## REQUIRED ACTION
Copy out all of the data below exactly, so that no word differs from the original.

## SOURCE DATA
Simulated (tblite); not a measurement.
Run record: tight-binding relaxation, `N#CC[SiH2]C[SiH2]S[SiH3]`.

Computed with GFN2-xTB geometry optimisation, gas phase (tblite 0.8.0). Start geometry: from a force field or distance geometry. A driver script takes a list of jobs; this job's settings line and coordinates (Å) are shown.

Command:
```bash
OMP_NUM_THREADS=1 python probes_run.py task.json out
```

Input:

## YOUR SOLUTION
Simulated (tblite); not a measurement.
Run record: tight-binding relaxation, `N#CC[SiH2]C[SiH2]S[SiH3]`.

Computed with GFN2-xTB geometry optimisation, gas phase (tblite 0.8.0). Start geometry: from a force field or distance geometry. A driver script takes a list of jobs; this job's settings line and coordinates (Å) are shown.

Command:
```bash
OMP_NUM_THREADS=1 python probes_run.py task.json out
```

Input:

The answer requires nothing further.